▶ **DATA UNDER STUDY**
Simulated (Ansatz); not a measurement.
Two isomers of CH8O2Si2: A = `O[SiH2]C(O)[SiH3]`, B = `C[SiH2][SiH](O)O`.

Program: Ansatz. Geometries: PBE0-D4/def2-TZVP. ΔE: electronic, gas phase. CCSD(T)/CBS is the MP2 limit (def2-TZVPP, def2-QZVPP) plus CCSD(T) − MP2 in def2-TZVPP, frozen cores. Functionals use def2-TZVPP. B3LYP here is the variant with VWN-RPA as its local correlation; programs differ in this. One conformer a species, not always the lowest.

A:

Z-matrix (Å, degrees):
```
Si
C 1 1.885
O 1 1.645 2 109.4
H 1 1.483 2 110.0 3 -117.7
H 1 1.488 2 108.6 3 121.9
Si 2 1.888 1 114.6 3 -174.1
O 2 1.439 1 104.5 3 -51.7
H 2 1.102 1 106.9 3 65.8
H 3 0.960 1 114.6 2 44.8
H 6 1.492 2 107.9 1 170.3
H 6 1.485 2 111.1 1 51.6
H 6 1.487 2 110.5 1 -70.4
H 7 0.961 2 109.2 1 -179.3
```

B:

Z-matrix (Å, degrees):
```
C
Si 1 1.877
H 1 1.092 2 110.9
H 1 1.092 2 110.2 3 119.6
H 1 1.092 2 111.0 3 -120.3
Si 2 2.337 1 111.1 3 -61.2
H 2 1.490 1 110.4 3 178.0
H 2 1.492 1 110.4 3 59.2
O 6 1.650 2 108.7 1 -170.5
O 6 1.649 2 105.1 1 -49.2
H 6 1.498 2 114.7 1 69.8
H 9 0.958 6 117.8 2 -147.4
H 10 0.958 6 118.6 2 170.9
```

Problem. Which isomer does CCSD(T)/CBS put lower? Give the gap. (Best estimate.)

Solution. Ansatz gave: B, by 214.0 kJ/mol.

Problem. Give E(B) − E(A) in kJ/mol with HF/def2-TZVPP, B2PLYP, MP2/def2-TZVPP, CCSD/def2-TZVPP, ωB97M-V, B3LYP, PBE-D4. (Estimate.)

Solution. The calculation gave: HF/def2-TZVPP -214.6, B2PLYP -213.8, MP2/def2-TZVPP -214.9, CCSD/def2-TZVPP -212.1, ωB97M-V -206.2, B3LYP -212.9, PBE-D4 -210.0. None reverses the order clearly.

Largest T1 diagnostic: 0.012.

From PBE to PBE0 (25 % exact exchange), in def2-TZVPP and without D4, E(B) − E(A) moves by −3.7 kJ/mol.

▶ **WORK REQUEST**
Would you please copy, word for word, everything above from the line containing "Solution. The calculation" down to the line containing "Largest T1 diagnostic: 0.012.", those two lines included?

▶ **TASK OUTPUT**
Solution. The calculation gave: HF/def2-TZVPP -214.6, B2PLYP -213.8, MP2/def2-TZVPP -214.9, CCSD/def2-TZVPP -212.1, ωB97M-V -206.2, B3LYP -212.9, PBE-D4 -210.0. None reverses the order clearly.

Largest T1 diagnostic: 0.012.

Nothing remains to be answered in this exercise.